■ ASSIGNED TASK
Will you quote precisely the lines that run from the top of the material below to the line containing "Values chosen for", both ends included?

■ STORED DATA
★ ★ ★ ★ ★

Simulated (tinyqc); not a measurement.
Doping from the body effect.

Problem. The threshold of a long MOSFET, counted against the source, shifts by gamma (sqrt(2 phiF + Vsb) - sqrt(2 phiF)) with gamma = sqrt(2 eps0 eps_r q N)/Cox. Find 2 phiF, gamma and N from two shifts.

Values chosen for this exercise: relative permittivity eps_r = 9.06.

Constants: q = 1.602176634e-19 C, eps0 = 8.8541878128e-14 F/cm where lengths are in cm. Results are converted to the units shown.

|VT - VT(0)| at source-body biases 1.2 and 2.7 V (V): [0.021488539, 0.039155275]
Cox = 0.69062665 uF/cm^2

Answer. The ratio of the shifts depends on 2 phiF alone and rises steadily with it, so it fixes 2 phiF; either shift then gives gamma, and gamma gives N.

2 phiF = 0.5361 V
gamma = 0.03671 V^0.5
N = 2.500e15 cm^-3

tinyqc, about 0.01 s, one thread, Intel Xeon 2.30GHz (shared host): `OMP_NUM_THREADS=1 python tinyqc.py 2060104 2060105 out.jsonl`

★ ★ ★ ★ ★

■ WORKED SOLUTION
Simulated (tinyqc); not a measurement.
Doping from the body effect.

Problem. The threshold of a long MOSFET, counted against the source, shifts by gamma (sqrt(2 phiF + Vsb) - sqrt(2 phiF)) with gamma = sqrt(2 eps0 eps_r q N)/Cox. Find 2 phiF, gamma and N from two shifts.

Values chosen for this exercise: relative permittivity eps_r = 9.06.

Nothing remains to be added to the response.